• [Task item]: The full listing should be set down exactly as it reads.

BEGIN Information supplied
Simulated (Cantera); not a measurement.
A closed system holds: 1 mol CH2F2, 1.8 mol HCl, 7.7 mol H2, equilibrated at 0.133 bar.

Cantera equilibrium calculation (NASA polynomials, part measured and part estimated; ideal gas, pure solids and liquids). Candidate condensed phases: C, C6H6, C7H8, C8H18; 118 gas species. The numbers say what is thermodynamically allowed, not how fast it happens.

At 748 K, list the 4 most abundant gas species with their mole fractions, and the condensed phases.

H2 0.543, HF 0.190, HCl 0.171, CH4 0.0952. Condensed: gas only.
END Information supplied

• [Response]:
Simulated (Cantera); not a measurement.
A closed system holds: 1 mol CH2F2, 1.8 mol HCl, 7.7 mol H2, equilibrated at 0.133 bar.

Cantera equilibrium calculation (NASA polynomials, part measured and part estimated; ideal gas, pure solids and liquids). Candidate condensed phases: C, C6H6, C7H8, C8H18; 118 gas species. The numbers say what is thermodynamically allowed, not how fast it happens.

At 748 K, list the 4 most abundant gas species with their mole fractions, and the condensed phases.

H2 0.543, HF 0.190, HCl 0.171, CH4 0.0952. Condensed: gas only.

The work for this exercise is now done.